(Beginning of SUPPLIED MATERIAL)
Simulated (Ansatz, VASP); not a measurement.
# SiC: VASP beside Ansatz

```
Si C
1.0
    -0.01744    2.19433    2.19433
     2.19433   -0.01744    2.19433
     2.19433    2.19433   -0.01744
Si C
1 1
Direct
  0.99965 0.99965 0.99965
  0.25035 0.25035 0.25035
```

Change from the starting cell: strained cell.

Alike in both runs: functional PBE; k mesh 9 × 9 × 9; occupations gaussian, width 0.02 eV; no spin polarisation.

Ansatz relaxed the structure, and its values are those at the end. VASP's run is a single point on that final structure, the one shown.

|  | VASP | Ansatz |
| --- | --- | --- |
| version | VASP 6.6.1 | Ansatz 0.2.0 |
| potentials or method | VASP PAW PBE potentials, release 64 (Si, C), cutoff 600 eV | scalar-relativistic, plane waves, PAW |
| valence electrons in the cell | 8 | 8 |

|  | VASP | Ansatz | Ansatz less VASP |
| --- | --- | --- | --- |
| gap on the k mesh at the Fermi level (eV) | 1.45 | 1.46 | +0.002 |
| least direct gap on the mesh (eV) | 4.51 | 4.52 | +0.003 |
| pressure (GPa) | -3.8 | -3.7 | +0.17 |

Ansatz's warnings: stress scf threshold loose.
(End of SUPPLIED MATERIAL)

ASSIGNED TASK:
From the first line to the last, transcribe the listing exactly.

WORKED SOLUTION:
Simulated (Ansatz, VASP); not a measurement.
# SiC: VASP beside Ansatz

```
Si C
1.0
    -0.01744    2.19433    2.19433
     2.19433   -0.01744    2.19433
     2.19433    2.19433   -0.01744
Si C
1 1
Direct
  0.99965 0.99965 0.99965
  0.25035 0.25035 0.25035
```

Change from the starting cell: strained cell.

Alike in both runs: functional PBE; k mesh 9 × 9 × 9; occupations gaussian, width 0.02 eV; no spin polarisation.

Ansatz relaxed the structure, and its values are those at the end. VASP's run is a single point on that final structure, the one shown.

|  | VASP | Ansatz |
| --- | --- | --- |
| version | VASP 6.6.1 | Ansatz 0.2.0 |
| potentials or method | VASP PAW PBE potentials, release 64 (Si, C), cutoff 600 eV | scalar-relativistic, plane waves, PAW |
| valence electrons in the cell | 8 | 8 |

|  | VASP | Ansatz | Ansatz less VASP |
| --- | --- | --- | --- |
| gap on the k mesh at the Fermi level (eV) | 1.45 | 1.46 | +0.002 |
| least direct gap on the mesh (eV) | 4.51 | 4.52 | +0.003 |
| pressure (GPa) | -3.8 | -3.7 | +0.17 |

Ansatz's warnings: stress scf threshold loose.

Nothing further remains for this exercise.